>>>

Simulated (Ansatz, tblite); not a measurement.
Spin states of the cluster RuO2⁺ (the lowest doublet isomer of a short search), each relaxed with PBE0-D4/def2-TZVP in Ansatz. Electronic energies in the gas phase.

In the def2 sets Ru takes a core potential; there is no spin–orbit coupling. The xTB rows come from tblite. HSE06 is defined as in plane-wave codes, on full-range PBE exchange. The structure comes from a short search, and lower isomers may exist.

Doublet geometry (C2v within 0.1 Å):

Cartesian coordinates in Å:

<<<

# WORK INSTRUCTION
All of the data, from the first line to the last, should be written out exactly.

# TASK SOLUTION
Simulated (Ansatz, tblite); not a measurement.
Spin states of the cluster RuO2⁺ (the lowest doublet isomer of a short search), each relaxed with PBE0-D4/def2-TZVP in Ansatz. Electronic energies in the gas phase.

In the def2 sets Ru takes a core potential; there is no spin–orbit coupling. The xTB rows come from tblite. HSE06 is defined as in plane-wave codes, on full-range PBE exchange. The structure comes from a short search, and lower isomers may exist.

Doublet geometry (C2v within 0.1 Å):

Cartesian coordinates in Å:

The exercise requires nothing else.